:: Extracted entries ::
>>
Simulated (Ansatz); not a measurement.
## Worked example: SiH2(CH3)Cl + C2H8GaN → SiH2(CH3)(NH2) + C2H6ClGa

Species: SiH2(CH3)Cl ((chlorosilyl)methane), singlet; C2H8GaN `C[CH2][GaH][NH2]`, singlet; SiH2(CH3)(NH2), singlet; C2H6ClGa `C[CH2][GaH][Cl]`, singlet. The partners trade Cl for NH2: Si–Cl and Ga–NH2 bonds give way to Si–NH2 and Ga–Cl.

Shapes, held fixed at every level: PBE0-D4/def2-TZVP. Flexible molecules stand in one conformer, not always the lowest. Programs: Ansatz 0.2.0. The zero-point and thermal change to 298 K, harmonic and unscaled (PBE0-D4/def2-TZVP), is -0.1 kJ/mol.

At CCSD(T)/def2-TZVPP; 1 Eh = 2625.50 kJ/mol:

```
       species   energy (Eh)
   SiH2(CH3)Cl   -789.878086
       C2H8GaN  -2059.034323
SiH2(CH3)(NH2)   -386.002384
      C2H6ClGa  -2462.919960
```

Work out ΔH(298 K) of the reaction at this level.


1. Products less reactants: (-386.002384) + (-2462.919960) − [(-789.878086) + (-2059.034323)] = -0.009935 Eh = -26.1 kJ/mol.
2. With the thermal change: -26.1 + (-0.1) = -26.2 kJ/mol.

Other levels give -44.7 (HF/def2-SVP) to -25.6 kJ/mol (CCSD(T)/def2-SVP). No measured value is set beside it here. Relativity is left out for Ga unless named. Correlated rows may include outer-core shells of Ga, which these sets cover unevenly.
<<

:: Brief ::
Repeat, word for word, the lines from the opening of the material through the line containing "2. With the".

:: Response ::
Simulated (Ansatz); not a measurement.
## Worked example: SiH2(CH3)Cl + C2H8GaN → SiH2(CH3)(NH2) + C2H6ClGa

Species: SiH2(CH3)Cl ((chlorosilyl)methane), singlet; C2H8GaN `C[CH2][GaH][NH2]`, singlet; SiH2(CH3)(NH2), singlet; C2H6ClGa `C[CH2][GaH][Cl]`, singlet. The partners trade Cl for NH2: Si–Cl and Ga–NH2 bonds give way to Si–NH2 and Ga–Cl.

Shapes, held fixed at every level: PBE0-D4/def2-TZVP. Flexible molecules stand in one conformer, not always the lowest. Programs: Ansatz 0.2.0. The zero-point and thermal change to 298 K, harmonic and unscaled (PBE0-D4/def2-TZVP), is -0.1 kJ/mol.

At CCSD(T)/def2-TZVPP; 1 Eh = 2625.50 kJ/mol:

```
       species   energy (Eh)
   SiH2(CH3)Cl   -789.878086
       C2H8GaN  -2059.034323
SiH2(CH3)(NH2)   -386.002384
      C2H6ClGa  -2462.919960
```

Work out ΔH(298 K) of the reaction at this level.


1. Products less reactants: (-386.002384) + (-2462.919960) − [(-789.878086) + (-2059.034323)] = -0.009935 Eh = -26.1 kJ/mol.
2. With the thermal change: -26.1 + (-0.1) = -26.2 kJ/mol.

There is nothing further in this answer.